> [DATA SECTION]:
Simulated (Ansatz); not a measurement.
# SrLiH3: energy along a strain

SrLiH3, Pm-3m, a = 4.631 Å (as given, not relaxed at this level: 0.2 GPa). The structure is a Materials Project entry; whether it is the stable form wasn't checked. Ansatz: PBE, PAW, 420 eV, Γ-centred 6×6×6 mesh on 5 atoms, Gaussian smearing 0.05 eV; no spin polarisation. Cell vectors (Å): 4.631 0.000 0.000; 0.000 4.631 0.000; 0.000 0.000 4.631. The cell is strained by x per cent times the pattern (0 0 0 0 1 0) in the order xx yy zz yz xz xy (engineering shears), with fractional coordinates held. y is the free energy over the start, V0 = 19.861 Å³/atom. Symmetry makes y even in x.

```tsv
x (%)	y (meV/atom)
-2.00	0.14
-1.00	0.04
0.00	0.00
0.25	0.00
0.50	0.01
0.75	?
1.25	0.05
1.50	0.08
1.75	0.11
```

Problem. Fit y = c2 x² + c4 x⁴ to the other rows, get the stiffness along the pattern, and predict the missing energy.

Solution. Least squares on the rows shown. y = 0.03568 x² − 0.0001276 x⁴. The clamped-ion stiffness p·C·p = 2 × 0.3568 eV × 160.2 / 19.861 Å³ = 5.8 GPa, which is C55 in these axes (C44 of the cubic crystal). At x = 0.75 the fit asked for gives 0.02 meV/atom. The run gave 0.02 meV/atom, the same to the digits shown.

> [REQUIREMENT]:
Your answer must consist solely of the lines from the top of the entries above through the line containing "Problem. Fit y", copied exactly, both ends included.

> [WRITTEN ANSWER]:
Simulated (Ansatz); not a measurement.
# SrLiH3: energy along a strain

SrLiH3, Pm-3m, a = 4.631 Å (as given, not relaxed at this level: 0.2 GPa). The structure is a Materials Project entry; whether it is the stable form wasn't checked. Ansatz: PBE, PAW, 420 eV, Γ-centred 6×6×6 mesh on 5 atoms, Gaussian smearing 0.05 eV; no spin polarisation. Cell vectors (Å): 4.631 0.000 0.000; 0.000 4.631 0.000; 0.000 0.000 4.631. The cell is strained by x per cent times the pattern (0 0 0 0 1 0) in the order xx yy zz yz xz xy (engineering shears), with fractional coordinates held. y is the free energy over the start, V0 = 19.861 Å³/atom. Symmetry makes y even in x.

```tsv
x (%)	y (meV/atom)
-2.00	0.14
-1.00	0.04
0.00	0.00
0.25	0.00
0.50	0.01
0.75	?
1.25	0.05
1.50	0.08
1.75	0.11
```

Problem. Fit y = c2 x² + c4 x⁴ to the other rows, get the stiffness along the pattern, and predict the missing energy.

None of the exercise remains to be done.